----- Data extracts

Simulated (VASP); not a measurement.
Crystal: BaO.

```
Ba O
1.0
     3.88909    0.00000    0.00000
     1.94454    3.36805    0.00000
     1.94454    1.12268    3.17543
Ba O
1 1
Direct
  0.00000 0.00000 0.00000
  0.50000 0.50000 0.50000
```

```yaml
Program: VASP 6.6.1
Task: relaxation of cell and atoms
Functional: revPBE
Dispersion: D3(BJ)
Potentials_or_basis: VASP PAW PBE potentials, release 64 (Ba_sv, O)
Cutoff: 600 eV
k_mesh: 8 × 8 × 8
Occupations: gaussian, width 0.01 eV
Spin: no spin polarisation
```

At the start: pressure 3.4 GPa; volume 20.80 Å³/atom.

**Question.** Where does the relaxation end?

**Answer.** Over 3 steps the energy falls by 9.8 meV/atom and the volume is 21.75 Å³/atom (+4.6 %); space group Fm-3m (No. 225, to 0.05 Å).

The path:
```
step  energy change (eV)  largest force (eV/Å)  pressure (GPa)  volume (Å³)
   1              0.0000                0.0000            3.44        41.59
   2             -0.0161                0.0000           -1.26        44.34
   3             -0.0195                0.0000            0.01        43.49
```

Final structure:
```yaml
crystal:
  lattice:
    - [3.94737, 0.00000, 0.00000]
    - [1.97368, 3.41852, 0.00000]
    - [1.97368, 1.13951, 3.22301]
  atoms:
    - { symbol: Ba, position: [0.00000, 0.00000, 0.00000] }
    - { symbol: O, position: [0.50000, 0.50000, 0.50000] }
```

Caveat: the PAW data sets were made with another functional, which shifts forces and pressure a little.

----------

Give back every entry exactly.

Simulated (VASP); not a measurement.
Crystal: BaO.

```
Ba O
1.0
     3.88909    0.00000    0.00000
     1.94454    3.36805    0.00000
     1.94454    1.12268    3.17543
Ba O
1 1
Direct
  0.00000 0.00000 0.00000
  0.50000 0.50000 0.50000
```

```yaml
Program: VASP 6.6.1
Task: relaxation of cell and atoms
Functional: revPBE
Dispersion: D3(BJ)
Potentials_or_basis: VASP PAW PBE potentials, release 64 (Ba_sv, O)
Cutoff: 600 eV
k_mesh: 8 × 8 × 8
Occupations: gaussian, width 0.01 eV
Spin: no spin polarisation
```

At the start: pressure 3.4 GPa; volume 20.80 Å³/atom.

**Question.** Where does the relaxation end?

**Answer.** Over 3 steps the energy falls by 9.8 meV/atom and the volume is 21.75 Å³/atom (+4.6 %); space group Fm-3m (No. 225, to 0.05 Å).

The path:
```
step  energy change (eV)  largest force (eV/Å)  pressure (GPa)  volume (Å³)
   1              0.0000                0.0000            3.44        41.59
   2             -0.0161                0.0000           -1.26        44.34
   3             -0.0195                0.0000            0.01        43.49
```

Final structure:
```yaml
crystal:
  lattice:
    - [3.94737, 0.00000, 0.00000]
    - [1.97368, 3.41852, 0.00000]
    - [1.97368, 1.13951, 3.22301]
  atoms:
    - { symbol: Ba, position: [0.00000, 0.00000, 0.00000] }
    - { symbol: O, position: [0.50000, 0.50000, 0.50000] }
```

Caveat: the PAW data sets were made with another functional, which shifts forces and pressure a little.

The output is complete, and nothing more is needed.